● Assigned task
Begin at the top of the records and copy each line exactly. The line containing "The pressure is its mean diagonal, -5.37 GPa." is the last one to include.

● Provided material
——————————

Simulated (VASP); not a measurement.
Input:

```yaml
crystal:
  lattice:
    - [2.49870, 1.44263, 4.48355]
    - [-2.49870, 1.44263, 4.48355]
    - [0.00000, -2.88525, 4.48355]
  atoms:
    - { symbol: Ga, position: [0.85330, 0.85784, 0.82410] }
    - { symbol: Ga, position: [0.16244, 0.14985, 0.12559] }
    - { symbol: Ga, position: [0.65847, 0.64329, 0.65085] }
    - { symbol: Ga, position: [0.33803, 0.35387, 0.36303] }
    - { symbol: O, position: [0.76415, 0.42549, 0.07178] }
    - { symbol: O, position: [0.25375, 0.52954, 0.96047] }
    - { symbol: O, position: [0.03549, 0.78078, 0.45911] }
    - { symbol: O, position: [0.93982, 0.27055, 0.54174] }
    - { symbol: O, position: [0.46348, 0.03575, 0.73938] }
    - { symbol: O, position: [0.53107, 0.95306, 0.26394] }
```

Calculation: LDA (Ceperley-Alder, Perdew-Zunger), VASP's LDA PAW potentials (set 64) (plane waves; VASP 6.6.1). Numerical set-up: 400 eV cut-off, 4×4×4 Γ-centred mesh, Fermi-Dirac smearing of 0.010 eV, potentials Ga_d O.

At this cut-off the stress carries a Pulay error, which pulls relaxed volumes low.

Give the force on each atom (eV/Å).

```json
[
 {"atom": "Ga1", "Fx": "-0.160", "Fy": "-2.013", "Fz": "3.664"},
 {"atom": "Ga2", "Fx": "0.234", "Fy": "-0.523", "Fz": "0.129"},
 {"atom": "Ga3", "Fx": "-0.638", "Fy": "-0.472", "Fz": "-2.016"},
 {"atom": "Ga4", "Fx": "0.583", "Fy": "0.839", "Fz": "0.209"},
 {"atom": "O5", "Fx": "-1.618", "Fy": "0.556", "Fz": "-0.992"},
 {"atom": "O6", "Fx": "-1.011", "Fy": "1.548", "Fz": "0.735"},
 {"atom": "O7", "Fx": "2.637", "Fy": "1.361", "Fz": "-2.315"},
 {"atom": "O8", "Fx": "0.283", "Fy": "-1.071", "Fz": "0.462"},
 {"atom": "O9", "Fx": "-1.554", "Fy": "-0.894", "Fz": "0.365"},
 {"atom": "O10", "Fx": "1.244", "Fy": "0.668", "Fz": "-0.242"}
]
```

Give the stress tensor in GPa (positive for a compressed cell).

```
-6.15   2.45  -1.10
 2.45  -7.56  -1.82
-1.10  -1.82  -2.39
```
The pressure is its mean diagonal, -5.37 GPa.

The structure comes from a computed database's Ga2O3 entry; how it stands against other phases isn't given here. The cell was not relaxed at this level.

——————————

● Exercise response
Simulated (VASP); not a measurement.
Input:

```yaml
crystal:
  lattice:
    - [2.49870, 1.44263, 4.48355]
    - [-2.49870, 1.44263, 4.48355]
    - [0.00000, -2.88525, 4.48355]
  atoms:
    - { symbol: Ga, position: [0.85330, 0.85784, 0.82410] }
    - { symbol: Ga, position: [0.16244, 0.14985, 0.12559] }
    - { symbol: Ga, position: [0.65847, 0.64329, 0.65085] }
    - { symbol: Ga, position: [0.33803, 0.35387, 0.36303] }
    - { symbol: O, position: [0.76415, 0.42549, 0.07178] }
    - { symbol: O, position: [0.25375, 0.52954, 0.96047] }
    - { symbol: O, position: [0.03549, 0.78078, 0.45911] }
    - { symbol: O, position: [0.93982, 0.27055, 0.54174] }
    - { symbol: O, position: [0.46348, 0.03575, 0.73938] }
    - { symbol: O, position: [0.53107, 0.95306, 0.26394] }
```

Calculation: LDA (Ceperley-Alder, Perdew-Zunger), VASP's LDA PAW potentials (set 64) (plane waves; VASP 6.6.1). Numerical set-up: 400 eV cut-off, 4×4×4 Γ-centred mesh, Fermi-Dirac smearing of 0.010 eV, potentials Ga_d O.

At this cut-off the stress carries a Pulay error, which pulls relaxed volumes low.

Give the force on each atom (eV/Å).

```json
[
 {"atom": "Ga1", "Fx": "-0.160", "Fy": "-2.013", "Fz": "3.664"},
 {"atom": "Ga2", "Fx": "0.234", "Fy": "-0.523", "Fz": "0.129"},
 {"atom": "Ga3", "Fx": "-0.638", "Fy": "-0.472", "Fz": "-2.016"},
 {"atom": "Ga4", "Fx": "0.583", "Fy": "0.839", "Fz": "0.209"},
 {"atom": "O5", "Fx": "-1.618", "Fy": "0.556", "Fz": "-0.992"},
 {"atom": "O6", "Fx": "-1.011", "Fy": "1.548", "Fz": "0.735"},
 {"atom": "O7", "Fx": "2.637", "Fy": "1.361", "Fz": "-2.315"},
 {"atom": "O8", "Fx": "0.283", "Fy": "-1.071", "Fz": "0.462"},
 {"atom": "O9", "Fx": "-1.554", "Fy": "-0.894", "Fz": "0.365"},
 {"atom": "O10", "Fx": "1.244", "Fy": "0.668", "Fz": "-0.242"}
]
```

Give the stress tensor in GPa (positive for a compressed cell).

```
-6.15   2.45  -1.10
 2.45  -7.56  -1.82
-1.10  -1.82  -2.39
```
The pressure is its mean diagonal, -5.37 GPa.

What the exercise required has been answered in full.